REQUIREMENT: From the first line of the material through the line containing "At the start: pressure", restate everything word for word and nothing more.

- Opening Delimiter -
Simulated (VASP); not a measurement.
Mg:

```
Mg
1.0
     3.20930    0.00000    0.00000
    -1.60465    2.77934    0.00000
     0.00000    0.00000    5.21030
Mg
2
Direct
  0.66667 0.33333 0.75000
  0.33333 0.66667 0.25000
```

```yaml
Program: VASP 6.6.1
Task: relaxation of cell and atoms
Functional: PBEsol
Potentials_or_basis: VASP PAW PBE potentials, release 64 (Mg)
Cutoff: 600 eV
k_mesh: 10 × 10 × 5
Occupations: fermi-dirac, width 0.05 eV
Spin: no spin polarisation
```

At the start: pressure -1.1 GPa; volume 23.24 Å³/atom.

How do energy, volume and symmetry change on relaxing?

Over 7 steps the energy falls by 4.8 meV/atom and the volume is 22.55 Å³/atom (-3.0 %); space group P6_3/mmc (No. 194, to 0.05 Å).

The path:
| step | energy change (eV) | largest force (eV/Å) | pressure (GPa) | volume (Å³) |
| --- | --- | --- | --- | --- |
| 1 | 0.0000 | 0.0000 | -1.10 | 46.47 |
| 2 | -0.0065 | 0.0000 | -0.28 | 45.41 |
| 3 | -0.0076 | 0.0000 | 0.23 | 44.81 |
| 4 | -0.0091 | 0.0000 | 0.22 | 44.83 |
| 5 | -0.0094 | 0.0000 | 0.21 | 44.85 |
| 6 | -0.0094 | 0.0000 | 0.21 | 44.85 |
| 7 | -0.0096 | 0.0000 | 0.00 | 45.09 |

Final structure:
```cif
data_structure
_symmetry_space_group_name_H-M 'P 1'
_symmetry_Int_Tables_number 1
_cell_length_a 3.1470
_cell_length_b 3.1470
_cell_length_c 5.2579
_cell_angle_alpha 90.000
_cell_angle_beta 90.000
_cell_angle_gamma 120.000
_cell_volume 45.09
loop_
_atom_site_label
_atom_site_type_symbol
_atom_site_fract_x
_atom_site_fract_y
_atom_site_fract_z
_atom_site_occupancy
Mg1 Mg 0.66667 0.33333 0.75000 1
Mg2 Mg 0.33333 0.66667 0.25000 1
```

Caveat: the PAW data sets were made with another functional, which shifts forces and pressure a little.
- Closing Delimiter -

EXERCISE SOLUTION:
Simulated (VASP); not a measurement.
Mg:

```
Mg
1.0
     3.20930    0.00000    0.00000
    -1.60465    2.77934    0.00000
     0.00000    0.00000    5.21030
Mg
2
Direct
  0.66667 0.33333 0.75000
  0.33333 0.66667 0.25000
```

```yaml
Program: VASP 6.6.1
Task: relaxation of cell and atoms
Functional: PBEsol
Potentials_or_basis: VASP PAW PBE potentials, release 64 (Mg)
Cutoff: 600 eV
k_mesh: 10 × 10 × 5
Occupations: fermi-dirac, width 0.05 eV
Spin: no spin polarisation
```

At the start: pressure -1.1 GPa; volume 23.24 Å³/atom.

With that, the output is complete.